Activity: Reproduce exactly the lines of the material beneath, from the line that contains "width 0.1 eV |" to the line that contains "Task: How long", both included, and no other lines.

Study material:
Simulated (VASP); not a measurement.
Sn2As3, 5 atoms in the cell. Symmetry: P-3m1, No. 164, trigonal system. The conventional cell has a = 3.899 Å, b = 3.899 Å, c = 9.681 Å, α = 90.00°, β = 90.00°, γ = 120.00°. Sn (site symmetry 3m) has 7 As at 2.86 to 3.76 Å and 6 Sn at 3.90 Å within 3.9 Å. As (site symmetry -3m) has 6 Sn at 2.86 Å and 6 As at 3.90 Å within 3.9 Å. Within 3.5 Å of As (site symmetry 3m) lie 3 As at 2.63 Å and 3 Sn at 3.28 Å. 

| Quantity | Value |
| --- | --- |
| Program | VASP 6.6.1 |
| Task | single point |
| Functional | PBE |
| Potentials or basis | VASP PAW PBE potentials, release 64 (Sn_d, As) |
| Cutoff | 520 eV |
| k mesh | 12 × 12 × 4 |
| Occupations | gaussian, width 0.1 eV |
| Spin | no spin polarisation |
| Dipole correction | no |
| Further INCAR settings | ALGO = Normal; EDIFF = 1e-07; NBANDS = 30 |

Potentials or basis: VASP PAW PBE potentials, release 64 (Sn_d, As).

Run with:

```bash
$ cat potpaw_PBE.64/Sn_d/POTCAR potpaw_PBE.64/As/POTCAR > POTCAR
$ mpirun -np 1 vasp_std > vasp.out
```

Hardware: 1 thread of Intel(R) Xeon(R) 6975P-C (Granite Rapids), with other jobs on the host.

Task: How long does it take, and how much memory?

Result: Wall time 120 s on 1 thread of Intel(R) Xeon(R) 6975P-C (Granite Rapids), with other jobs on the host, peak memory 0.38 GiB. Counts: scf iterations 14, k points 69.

Answer box:
| Occupations | gaussian, width 0.1 eV |
| Spin | no spin polarisation |
| Dipole correction | no |
| Further INCAR settings | ALGO = Normal; EDIFF = 1e-07; NBANDS = 30 |

Potentials or basis: VASP PAW PBE potentials, release 64 (Sn_d, As).

Run with:

```bash
$ cat potpaw_PBE.64/Sn_d/POTCAR potpaw_PBE.64/As/POTCAR > POTCAR
$ mpirun -np 1 vasp_std > vasp.out
```

Hardware: 1 thread of Intel(R) Xeon(R) 6975P-C (Granite Rapids), with other jobs on the host.

Task: How long does it take, and how much memory?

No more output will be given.